Data extract
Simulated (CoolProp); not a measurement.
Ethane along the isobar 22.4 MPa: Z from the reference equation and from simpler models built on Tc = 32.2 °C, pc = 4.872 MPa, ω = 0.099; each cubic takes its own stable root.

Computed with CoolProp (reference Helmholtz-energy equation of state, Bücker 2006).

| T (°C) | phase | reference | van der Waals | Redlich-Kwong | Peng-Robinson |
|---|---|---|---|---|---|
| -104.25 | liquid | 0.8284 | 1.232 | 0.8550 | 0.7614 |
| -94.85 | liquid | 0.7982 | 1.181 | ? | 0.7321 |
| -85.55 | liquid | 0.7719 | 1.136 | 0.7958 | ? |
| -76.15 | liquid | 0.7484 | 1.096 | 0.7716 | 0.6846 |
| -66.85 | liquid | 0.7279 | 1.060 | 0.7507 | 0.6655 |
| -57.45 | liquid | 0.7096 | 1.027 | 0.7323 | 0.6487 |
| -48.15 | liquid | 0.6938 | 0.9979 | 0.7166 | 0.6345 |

Requirement
Nothing but an exact copy of the lines from the first one above through the line holding "0.7323 | 0.6487 |" should be returned.

Solution
Simulated (CoolProp); not a measurement.
Ethane along the isobar 22.4 MPa: Z from the reference equation and from simpler models built on Tc = 32.2 °C, pc = 4.872 MPa, ω = 0.099; each cubic takes its own stable root.

Computed with CoolProp (reference Helmholtz-energy equation of state, Bücker 2006).

| T (°C) | phase | reference | van der Waals | Redlich-Kwong | Peng-Robinson |
|---|---|---|---|---|---|
| -104.25 | liquid | 0.8284 | 1.232 | 0.8550 | 0.7614 |
| -94.85 | liquid | 0.7982 | 1.181 | ? | 0.7321 |
| -85.55 | liquid | 0.7719 | 1.136 | 0.7958 | ? |
| -76.15 | liquid | 0.7484 | 1.096 | 0.7716 | 0.6846 |
| -66.85 | liquid | 0.7279 | 1.060 | 0.7507 | 0.6655 |
| -57.45 | liquid | 0.7096 | 1.027 | 0.7323 | 0.6487 |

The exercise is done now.